○ ○ ○ ○ ○

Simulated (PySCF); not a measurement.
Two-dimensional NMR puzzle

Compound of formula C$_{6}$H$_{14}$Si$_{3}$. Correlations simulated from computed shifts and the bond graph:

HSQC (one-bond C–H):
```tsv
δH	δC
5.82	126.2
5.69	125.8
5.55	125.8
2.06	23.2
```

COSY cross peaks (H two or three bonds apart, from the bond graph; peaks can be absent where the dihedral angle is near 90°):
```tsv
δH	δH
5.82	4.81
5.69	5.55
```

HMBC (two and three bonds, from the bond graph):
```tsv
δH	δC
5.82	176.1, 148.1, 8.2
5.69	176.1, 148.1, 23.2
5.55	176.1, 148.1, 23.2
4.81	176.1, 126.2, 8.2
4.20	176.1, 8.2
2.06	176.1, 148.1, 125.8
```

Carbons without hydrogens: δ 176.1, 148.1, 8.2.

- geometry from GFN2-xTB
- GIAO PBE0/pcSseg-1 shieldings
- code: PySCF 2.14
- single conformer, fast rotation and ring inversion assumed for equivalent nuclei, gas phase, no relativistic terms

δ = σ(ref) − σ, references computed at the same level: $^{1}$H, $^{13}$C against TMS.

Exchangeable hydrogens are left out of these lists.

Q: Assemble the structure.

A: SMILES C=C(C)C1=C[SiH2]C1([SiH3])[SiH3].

○ ○ ○ ○ ○

■ ACTION ITEM: Nothing is to be left out. Repeat the whole listing exactly.

■ WRITTEN ANSWER:
Simulated (PySCF); not a measurement.
Two-dimensional NMR puzzle

Compound of formula C$_{6}$H$_{14}$Si$_{3}$. Correlations simulated from computed shifts and the bond graph:

HSQC (one-bond C–H):
```tsv
δH	δC
5.82	126.2
5.69	125.8
5.55	125.8
2.06	23.2
```

COSY cross peaks (H two or three bonds apart, from the bond graph; peaks can be absent where the dihedral angle is near 90°):
```tsv
δH	δH
5.82	4.81
5.69	5.55
```

HMBC (two and three bonds, from the bond graph):
```tsv
δH	δC
5.82	176.1, 148.1, 8.2
5.69	176.1, 148.1, 23.2
5.55	176.1, 148.1, 23.2
4.81	176.1, 126.2, 8.2
4.20	176.1, 8.2
2.06	176.1, 148.1, 125.8
```

Carbons without hydrogens: δ 176.1, 148.1, 8.2.

- geometry from GFN2-xTB
- GIAO PBE0/pcSseg-1 shieldings
- code: PySCF 2.14
- single conformer, fast rotation and ring inversion assumed for equivalent nuclei, gas phase, no relativistic terms

δ = σ(ref) − σ, references computed at the same level: $^{1}$H, $^{13}$C against TMS.

Exchangeable hydrogens are left out of these lists.

Q: Assemble the structure.

A: SMILES C=C(C)C1=C[SiH2]C1([SiH3])[SiH3].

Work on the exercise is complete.